[Assignment] Please reproduce the following records exactly, with nothing omitted.

[Entries shown]
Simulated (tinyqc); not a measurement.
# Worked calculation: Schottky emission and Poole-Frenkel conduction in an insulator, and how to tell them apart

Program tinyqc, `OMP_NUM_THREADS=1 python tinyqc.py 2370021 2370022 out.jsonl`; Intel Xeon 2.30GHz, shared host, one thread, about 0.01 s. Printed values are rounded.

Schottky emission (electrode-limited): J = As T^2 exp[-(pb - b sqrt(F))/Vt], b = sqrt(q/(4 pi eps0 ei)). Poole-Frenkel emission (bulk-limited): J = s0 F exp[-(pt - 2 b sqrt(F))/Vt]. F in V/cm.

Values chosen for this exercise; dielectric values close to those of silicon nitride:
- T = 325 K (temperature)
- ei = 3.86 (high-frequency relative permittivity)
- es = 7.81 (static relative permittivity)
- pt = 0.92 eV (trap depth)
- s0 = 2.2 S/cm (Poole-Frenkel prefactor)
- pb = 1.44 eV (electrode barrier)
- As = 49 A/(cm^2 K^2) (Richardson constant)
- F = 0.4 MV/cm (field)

[Response area]
Simulated (tinyqc); not a measurement.
# Worked calculation: Schottky emission and Poole-Frenkel conduction in an insulator, and how to tell them apart

Program tinyqc, `OMP_NUM_THREADS=1 python tinyqc.py 2370021 2370022 out.jsonl`; Intel Xeon 2.30GHz, shared host, one thread, about 0.01 s. Printed values are rounded.

Schottky emission (electrode-limited): J = As T^2 exp[-(pb - b sqrt(F))/Vt], b = sqrt(q/(4 pi eps0 ei)). Poole-Frenkel emission (bulk-limited): J = s0 F exp[-(pt - 2 b sqrt(F))/Vt]. F in V/cm.

Values chosen for this exercise; dielectric values close to those of silicon nitride:
- T = 325 K (temperature)
- ei = 3.86 (high-frequency relative permittivity)
- es = 7.81 (static relative permittivity)
- pt = 0.92 eV (trap depth)
- s0 = 2.2 S/cm (Poole-Frenkel prefactor)
- pb = 1.44 eV (electrode barrier)
- As = 49 A/(cm^2 K^2) (Richardson constant)
- F = 0.4 MV/cm (field)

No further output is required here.